— Dataset content —
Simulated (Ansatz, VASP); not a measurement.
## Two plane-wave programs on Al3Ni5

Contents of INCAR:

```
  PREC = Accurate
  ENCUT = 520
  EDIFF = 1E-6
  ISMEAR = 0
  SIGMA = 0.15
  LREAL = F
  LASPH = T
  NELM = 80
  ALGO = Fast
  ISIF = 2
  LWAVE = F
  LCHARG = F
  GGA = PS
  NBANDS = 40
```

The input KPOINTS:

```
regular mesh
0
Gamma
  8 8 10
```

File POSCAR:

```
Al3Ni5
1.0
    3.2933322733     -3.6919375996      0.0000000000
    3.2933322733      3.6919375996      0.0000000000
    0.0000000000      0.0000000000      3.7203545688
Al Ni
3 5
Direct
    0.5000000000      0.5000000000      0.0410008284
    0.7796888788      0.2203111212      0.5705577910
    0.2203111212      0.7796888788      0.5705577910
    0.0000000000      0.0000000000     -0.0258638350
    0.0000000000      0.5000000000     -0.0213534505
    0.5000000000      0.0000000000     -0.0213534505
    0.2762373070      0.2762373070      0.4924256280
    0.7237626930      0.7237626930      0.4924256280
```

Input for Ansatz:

— Required action —
Copy out all of the lines above exactly.

— Response box —
Simulated (Ansatz, VASP); not a measurement.
## Two plane-wave programs on Al3Ni5

Contents of INCAR:

```
  PREC = Accurate
  ENCUT = 520
  EDIFF = 1E-6
  ISMEAR = 0
  SIGMA = 0.15
  LREAL = F
  LASPH = T
  NELM = 80
  ALGO = Fast
  ISIF = 2
  LWAVE = F
  LCHARG = F
  GGA = PS
  NBANDS = 40
```

The input KPOINTS:

```
regular mesh
0
Gamma
  8 8 10
```

File POSCAR:

```
Al3Ni5
1.0
    3.2933322733     -3.6919375996      0.0000000000
    3.2933322733      3.6919375996      0.0000000000
    0.0000000000      0.0000000000      3.7203545688
Al Ni
3 5
Direct
    0.5000000000      0.5000000000      0.0410008284
    0.7796888788      0.2203111212      0.5705577910
    0.2203111212      0.7796888788      0.5705577910
    0.0000000000      0.0000000000     -0.0258638350
    0.0000000000      0.5000000000     -0.0213534505
    0.5000000000      0.0000000000     -0.0213534505
    0.2762373070      0.2762373070      0.4924256280
    0.7237626930      0.7237626930      0.4924256280
```

Input for Ansatz:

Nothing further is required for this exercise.